_Brief_: The exercise asks for every line of the data to be reproduced exactly.

_Supplied material_:
****************************************
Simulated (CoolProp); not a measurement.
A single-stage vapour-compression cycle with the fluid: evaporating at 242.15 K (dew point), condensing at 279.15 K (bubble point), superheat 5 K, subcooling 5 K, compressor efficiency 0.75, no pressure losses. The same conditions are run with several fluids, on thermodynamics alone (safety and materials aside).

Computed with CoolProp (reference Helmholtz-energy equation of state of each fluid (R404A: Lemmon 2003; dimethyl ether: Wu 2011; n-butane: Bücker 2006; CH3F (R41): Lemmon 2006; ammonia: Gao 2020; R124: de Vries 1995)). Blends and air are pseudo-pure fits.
****************************************

_Written response_:
Simulated (CoolProp); not a measurement.
A single-stage vapour-compression cycle with the fluid: evaporating at 242.15 K (dew point), condensing at 279.15 K (bubble point), superheat 5 K, subcooling 5 K, compressor efficiency 0.75, no pressure losses. The same conditions are run with several fluids, on thermodynamics alone (safety and materials aside).

Computed with CoolProp (reference Helmholtz-energy equation of state of each fluid (R404A: Lemmon 2003; dimethyl ether: Wu 2011; n-butane: Bücker 2006; CH3F (R41): Lemmon 2006; ammonia: Gao 2020; R124: de Vries 1995)). Blends and air are pseudo-pure fits.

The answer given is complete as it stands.